For this listing, the lines between the one holding "-1.337 | -0.01 |" and the one holding "-1.327 | 0.06 |", inclusive, must be set down exactly.

○ ○ ○ ○ ○

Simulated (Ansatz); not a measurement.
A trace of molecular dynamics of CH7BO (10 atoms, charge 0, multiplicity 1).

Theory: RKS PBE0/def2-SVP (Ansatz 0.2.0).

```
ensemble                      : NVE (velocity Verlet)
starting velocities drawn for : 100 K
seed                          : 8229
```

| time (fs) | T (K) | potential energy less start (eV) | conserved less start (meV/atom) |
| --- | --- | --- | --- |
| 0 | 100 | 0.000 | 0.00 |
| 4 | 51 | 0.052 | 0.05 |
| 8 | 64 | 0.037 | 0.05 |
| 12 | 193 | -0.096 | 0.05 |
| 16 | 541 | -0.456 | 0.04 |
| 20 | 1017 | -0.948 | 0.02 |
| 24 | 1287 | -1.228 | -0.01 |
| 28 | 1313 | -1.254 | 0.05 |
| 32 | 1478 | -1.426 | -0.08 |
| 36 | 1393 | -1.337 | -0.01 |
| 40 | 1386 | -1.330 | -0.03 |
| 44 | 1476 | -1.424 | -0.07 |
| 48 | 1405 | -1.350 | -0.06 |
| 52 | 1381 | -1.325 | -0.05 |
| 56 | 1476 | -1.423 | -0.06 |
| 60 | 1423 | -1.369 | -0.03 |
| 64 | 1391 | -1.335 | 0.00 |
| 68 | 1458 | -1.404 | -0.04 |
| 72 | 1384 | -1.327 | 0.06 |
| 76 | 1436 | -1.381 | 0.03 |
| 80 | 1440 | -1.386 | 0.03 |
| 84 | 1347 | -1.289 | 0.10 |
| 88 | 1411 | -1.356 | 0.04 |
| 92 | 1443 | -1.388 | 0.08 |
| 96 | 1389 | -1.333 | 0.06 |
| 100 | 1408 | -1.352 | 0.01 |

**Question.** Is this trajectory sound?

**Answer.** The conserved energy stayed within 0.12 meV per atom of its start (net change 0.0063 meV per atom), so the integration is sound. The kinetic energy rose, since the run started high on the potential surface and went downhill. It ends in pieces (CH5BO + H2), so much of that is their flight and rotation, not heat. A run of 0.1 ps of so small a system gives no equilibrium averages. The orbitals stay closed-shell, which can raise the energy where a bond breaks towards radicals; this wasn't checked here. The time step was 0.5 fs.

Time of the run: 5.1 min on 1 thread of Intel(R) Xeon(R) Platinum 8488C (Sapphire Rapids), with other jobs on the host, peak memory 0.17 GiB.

○ ○ ○ ○ ○

Expected answer:
| 36 | 1393 | -1.337 | -0.01 |
| 40 | 1386 | -1.330 | -0.03 |
| 44 | 1476 | -1.424 | -0.07 |
| 48 | 1405 | -1.350 | -0.06 |
| 52 | 1381 | -1.325 | -0.05 |
| 56 | 1476 | -1.423 | -0.06 |
| 60 | 1423 | -1.369 | -0.03 |
| 64 | 1391 | -1.335 | 0.00 |
| 68 | 1458 | -1.404 | -0.04 |
| 72 | 1384 | -1.327 | 0.06 |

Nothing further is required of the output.